> **ACTIVITY**:
The reply should consist of the full listing, repeated word for word.

> **EXERCISE DATA**:
-------------------------
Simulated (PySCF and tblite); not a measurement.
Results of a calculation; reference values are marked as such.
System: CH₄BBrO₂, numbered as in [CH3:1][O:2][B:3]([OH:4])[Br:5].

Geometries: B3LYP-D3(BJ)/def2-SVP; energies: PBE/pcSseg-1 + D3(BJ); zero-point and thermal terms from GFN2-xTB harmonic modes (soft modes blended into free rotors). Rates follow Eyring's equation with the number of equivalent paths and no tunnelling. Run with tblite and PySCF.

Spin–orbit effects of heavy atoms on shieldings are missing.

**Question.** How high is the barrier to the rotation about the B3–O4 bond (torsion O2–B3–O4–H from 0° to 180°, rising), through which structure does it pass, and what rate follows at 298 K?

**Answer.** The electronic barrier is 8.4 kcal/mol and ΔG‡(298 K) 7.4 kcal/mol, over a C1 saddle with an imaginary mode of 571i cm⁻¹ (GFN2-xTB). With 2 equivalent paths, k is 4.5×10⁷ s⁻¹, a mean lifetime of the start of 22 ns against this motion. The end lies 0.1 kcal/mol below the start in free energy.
-------------------------

> **RESPONSE AREA**:
Simulated (PySCF and tblite); not a measurement.
Results of a calculation; reference values are marked as such.
System: CH₄BBrO₂, numbered as in [CH3:1][O:2][B:3]([OH:4])[Br:5].

Geometries: B3LYP-D3(BJ)/def2-SVP; energies: PBE/pcSseg-1 + D3(BJ); zero-point and thermal terms from GFN2-xTB harmonic modes (soft modes blended into free rotors). Rates follow Eyring's equation with the number of equivalent paths and no tunnelling. Run with tblite and PySCF.

Spin–orbit effects of heavy atoms on shieldings are missing.

**Question.** How high is the barrier to the rotation about the B3–O4 bond (torsion O2–B3–O4–H from 0° to 180°, rising), through which structure does it pass, and what rate follows at 298 K?

**Answer.** The electronic barrier is 8.4 kcal/mol and ΔG‡(298 K) 7.4 kcal/mol, over a C1 saddle with an imaginary mode of 571i cm⁻¹ (GFN2-xTB). With 2 equivalent paths, k is 4.5×10⁷ s⁻¹, a mean lifetime of the start of 22 ns against this motion. The end lies 0.1 kcal/mol below the start in free energy.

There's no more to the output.